══════

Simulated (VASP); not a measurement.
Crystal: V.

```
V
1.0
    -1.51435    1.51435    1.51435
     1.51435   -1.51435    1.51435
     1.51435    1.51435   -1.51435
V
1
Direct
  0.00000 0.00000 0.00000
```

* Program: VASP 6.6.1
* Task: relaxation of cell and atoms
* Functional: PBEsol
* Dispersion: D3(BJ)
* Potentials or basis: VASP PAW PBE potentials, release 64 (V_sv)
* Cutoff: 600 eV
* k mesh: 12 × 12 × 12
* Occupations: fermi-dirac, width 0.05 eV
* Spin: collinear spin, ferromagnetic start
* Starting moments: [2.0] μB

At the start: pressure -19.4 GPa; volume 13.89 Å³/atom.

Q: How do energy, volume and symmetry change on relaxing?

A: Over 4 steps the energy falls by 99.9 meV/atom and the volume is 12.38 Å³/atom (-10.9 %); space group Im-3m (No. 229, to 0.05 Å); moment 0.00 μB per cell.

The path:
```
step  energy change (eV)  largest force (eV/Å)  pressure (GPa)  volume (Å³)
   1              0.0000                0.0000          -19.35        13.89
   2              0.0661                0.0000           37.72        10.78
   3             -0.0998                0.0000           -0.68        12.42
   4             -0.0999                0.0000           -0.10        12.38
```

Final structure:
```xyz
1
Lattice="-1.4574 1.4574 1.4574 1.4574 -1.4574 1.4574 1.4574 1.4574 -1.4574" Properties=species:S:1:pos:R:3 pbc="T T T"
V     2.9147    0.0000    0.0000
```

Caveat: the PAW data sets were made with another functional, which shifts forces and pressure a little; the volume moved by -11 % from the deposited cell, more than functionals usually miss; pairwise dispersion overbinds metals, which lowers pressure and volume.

══════

-- WORK ITEM --
Above are the records. Copy the lines beginning at the one that has "cell and atoms" and ending with the one that has "moments: [2.0] μB", unchanged.

-- WRITTEN ANSWER --
* Task: relaxation of cell and atoms
* Functional: PBEsol
* Dispersion: D3(BJ)
* Potentials or basis: VASP PAW PBE potentials, release 64 (V_sv)
* Cutoff: 600 eV
* k mesh: 12 × 12 × 12
* Occupations: fermi-dirac, width 0.05 eV
* Spin: collinear spin, ferromagnetic start
* Starting moments: [2.0] μB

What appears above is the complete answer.